Work request: Set all the entries down once more, with nothing altered.

***** Raw data
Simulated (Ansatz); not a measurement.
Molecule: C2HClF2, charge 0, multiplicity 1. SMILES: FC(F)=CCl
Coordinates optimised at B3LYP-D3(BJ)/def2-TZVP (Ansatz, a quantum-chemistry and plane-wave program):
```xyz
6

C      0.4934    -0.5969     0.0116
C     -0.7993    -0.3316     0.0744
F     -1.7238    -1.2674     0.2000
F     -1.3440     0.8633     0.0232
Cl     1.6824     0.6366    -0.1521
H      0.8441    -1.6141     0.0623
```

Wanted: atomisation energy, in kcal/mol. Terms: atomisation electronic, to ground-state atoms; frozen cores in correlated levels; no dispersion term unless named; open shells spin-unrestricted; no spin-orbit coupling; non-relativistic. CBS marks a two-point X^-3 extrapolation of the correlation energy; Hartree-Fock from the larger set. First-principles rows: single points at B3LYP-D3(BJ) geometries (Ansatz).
**********

Exercise solution:
Simulated (Ansatz); not a measurement.
Molecule: C2HClF2, charge 0, multiplicity 1. SMILES: FC(F)=CCl
Coordinates optimised at B3LYP-D3(BJ)/def2-TZVP (Ansatz, a quantum-chemistry and plane-wave program):
```xyz
6

C      0.4934    -0.5969     0.0116
C     -0.7993    -0.3316     0.0744
F     -1.7238    -1.2674     0.2000
F     -1.3440     0.8633     0.0232
Cl     1.6824     0.6366    -0.1521
H      0.8441    -1.6141     0.0623
```

Wanted: atomisation energy, in kcal/mol. Terms: atomisation electronic, to ground-state atoms; frozen cores in correlated levels; no dispersion term unless named; open shells spin-unrestricted; no spin-orbit coupling; non-relativistic. CBS marks a two-point X^-3 extrapolation of the correlation energy; Hartree-Fock from the larger set. First-principles rows: single points at B3LYP-D3(BJ) geometries (Ansatz).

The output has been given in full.